###

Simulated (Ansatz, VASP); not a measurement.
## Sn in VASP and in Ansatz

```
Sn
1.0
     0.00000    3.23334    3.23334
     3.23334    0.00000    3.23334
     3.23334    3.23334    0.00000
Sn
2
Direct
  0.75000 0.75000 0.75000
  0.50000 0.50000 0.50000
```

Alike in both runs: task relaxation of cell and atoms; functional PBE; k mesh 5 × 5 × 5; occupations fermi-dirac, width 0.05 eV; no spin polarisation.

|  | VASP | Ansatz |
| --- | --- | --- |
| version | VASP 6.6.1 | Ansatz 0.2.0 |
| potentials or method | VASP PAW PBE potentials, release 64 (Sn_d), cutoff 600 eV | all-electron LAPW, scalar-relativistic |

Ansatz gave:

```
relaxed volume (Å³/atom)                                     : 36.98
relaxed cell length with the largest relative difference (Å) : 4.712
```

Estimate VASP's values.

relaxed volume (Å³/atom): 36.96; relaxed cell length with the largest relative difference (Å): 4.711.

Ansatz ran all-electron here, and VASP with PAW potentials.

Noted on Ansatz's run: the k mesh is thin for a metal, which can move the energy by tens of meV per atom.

###

- **Work task**
All that is needed is the opening run of the data, given again exactly: please include every line from the first through the line with "Ansatz 0.2.0 |", both ends kept.

- **Written response**
Simulated (Ansatz, VASP); not a measurement.
## Sn in VASP and in Ansatz

```
Sn
1.0
     0.00000    3.23334    3.23334
     3.23334    0.00000    3.23334
     3.23334    3.23334    0.00000
Sn
2
Direct
  0.75000 0.75000 0.75000
  0.50000 0.50000 0.50000
```

Alike in both runs: task relaxation of cell and atoms; functional PBE; k mesh 5 × 5 × 5; occupations fermi-dirac, width 0.05 eV; no spin polarisation.

|  | VASP | Ansatz |
| --- | --- | --- |
| version | VASP 6.6.1 | Ansatz 0.2.0 |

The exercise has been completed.